#### [Source information]
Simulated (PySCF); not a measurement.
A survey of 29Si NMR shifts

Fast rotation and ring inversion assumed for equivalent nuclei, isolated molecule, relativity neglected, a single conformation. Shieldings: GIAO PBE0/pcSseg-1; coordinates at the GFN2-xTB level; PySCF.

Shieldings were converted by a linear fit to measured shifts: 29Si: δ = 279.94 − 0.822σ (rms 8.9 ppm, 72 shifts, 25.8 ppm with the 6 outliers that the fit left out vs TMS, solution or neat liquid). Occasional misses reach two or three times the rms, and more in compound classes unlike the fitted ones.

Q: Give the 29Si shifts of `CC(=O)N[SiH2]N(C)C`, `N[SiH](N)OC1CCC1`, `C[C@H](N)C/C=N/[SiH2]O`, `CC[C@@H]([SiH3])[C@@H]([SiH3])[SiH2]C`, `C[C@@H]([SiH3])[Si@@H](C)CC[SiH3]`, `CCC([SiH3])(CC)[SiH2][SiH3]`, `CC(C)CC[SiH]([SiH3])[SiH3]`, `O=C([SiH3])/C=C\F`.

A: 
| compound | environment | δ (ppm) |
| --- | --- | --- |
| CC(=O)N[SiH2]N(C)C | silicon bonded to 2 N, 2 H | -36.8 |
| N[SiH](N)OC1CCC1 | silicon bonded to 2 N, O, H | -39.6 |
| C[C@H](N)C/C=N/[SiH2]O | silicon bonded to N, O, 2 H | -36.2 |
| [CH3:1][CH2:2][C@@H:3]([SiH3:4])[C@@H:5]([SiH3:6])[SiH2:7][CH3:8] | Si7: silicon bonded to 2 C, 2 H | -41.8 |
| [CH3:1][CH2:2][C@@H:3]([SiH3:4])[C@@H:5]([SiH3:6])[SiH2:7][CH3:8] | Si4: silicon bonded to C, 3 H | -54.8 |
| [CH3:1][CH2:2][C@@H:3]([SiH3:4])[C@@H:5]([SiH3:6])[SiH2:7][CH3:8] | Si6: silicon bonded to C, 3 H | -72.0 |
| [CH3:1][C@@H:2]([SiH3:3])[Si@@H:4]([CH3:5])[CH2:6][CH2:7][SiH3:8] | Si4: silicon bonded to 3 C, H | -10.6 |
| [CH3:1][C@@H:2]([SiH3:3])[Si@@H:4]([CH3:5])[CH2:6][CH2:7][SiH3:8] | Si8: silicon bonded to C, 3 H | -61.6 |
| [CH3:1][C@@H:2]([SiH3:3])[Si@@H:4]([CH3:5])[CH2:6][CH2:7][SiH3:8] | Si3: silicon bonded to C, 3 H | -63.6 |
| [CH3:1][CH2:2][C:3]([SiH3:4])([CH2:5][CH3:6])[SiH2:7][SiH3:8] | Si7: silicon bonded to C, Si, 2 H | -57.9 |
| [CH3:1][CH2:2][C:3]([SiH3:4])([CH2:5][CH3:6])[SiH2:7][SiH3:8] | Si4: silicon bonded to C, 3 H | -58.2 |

#### [Action item]
Copy, please, exactly the lines that start at the first line of the data and end at the line containing "2 H | -36.2 |", both kept and no others.

#### [Worked solution]
Simulated (PySCF); not a measurement.
A survey of 29Si NMR shifts

Fast rotation and ring inversion assumed for equivalent nuclei, isolated molecule, relativity neglected, a single conformation. Shieldings: GIAO PBE0/pcSseg-1; coordinates at the GFN2-xTB level; PySCF.

Shieldings were converted by a linear fit to measured shifts: 29Si: δ = 279.94 − 0.822σ (rms 8.9 ppm, 72 shifts, 25.8 ppm with the 6 outliers that the fit left out vs TMS, solution or neat liquid). Occasional misses reach two or three times the rms, and more in compound classes unlike the fitted ones.

Q: Give the 29Si shifts of `CC(=O)N[SiH2]N(C)C`, `N[SiH](N)OC1CCC1`, `C[C@H](N)C/C=N/[SiH2]O`, `CC[C@@H]([SiH3])[C@@H]([SiH3])[SiH2]C`, `C[C@@H]([SiH3])[Si@@H](C)CC[SiH3]`, `CCC([SiH3])(CC)[SiH2][SiH3]`, `CC(C)CC[SiH]([SiH3])[SiH3]`, `O=C([SiH3])/C=C\F`.

A: 
| compound | environment | δ (ppm) |
| --- | --- | --- |
| CC(=O)N[SiH2]N(C)C | silicon bonded to 2 N, 2 H | -36.8 |
| N[SiH](N)OC1CCC1 | silicon bonded to 2 N, O, H | -39.6 |
| C[C@H](N)C/C=N/[SiH2]O | silicon bonded to N, O, 2 H | -36.2 |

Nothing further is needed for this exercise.